== Segment start ==

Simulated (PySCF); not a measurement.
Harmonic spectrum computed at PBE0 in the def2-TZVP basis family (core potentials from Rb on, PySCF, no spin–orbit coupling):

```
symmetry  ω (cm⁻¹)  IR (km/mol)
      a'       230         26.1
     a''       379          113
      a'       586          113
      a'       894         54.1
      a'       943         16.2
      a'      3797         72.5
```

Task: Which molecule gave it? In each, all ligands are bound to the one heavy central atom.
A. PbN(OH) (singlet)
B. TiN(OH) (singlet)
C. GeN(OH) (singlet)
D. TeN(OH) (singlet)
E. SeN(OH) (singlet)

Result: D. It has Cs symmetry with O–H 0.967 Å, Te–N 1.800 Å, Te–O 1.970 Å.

== Segment end ==

Return exactly what appears above, from the first line of the entries to the line with "C. GeN(OH) (singlet)", inclusive.

Simulated (PySCF); not a measurement.
Harmonic spectrum computed at PBE0 in the def2-TZVP basis family (core potentials from Rb on, PySCF, no spin–orbit coupling):

```
symmetry  ω (cm⁻¹)  IR (km/mol)
      a'       230         26.1
     a''       379          113
      a'       586          113
      a'       894         54.1
      a'       943         16.2
      a'      3797         72.5
```

Task: Which molecule gave it? In each, all ligands are bound to the one heavy central atom.
A. PbN(OH) (singlet)
B. TiN(OH) (singlet)
C. GeN(OH) (singlet)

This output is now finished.